Supplied data:
•••••

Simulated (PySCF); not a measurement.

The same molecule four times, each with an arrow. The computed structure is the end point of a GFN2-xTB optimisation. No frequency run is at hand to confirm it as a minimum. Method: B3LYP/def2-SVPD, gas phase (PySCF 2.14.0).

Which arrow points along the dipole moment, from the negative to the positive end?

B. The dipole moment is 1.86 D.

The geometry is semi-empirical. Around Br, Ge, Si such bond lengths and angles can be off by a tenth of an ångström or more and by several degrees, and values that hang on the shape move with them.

•••••

Required action:
An exact repetition of the material above is required, from its first line through the line holding "B. The dipole moment is 1.86 D.", with nothing added.

Response box:
Simulated (PySCF); not a measurement.

The same molecule four times, each with an arrow. The computed structure is the end point of a GFN2-xTB optimisation. No frequency run is at hand to confirm it as a minimum. Method: B3LYP/def2-SVPD, gas phase (PySCF 2.14.0).

Which arrow points along the dipole moment, from the negative to the positive end?

B. The dipole moment is 1.86 D.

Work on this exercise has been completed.